■ Provided data:

▼▼▼

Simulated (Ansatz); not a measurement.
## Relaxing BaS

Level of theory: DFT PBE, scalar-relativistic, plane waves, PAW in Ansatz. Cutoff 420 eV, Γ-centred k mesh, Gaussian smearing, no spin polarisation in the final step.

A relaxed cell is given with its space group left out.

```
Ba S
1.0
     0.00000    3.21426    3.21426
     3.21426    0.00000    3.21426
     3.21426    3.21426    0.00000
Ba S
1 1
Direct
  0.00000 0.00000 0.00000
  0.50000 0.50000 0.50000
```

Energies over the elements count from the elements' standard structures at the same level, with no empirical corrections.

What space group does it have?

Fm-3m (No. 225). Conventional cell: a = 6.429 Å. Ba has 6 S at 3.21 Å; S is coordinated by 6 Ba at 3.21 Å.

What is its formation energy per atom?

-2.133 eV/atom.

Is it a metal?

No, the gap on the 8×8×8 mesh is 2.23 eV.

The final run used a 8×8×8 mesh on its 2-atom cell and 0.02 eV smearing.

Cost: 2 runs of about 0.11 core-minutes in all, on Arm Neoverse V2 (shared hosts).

▲▲▲

■ Activity: Everything above from the line containing "No, the gap on the 8×8×8 mesh is 2.23 eV." down to the line containing "The final run" should be copied exactly, both end lines included, and nothing else.

■ Task answer:
No, the gap on the 8×8×8 mesh is 2.23 eV.

The final run used a 8×8×8 mesh on its 2-atom cell and 0.02 eV smearing.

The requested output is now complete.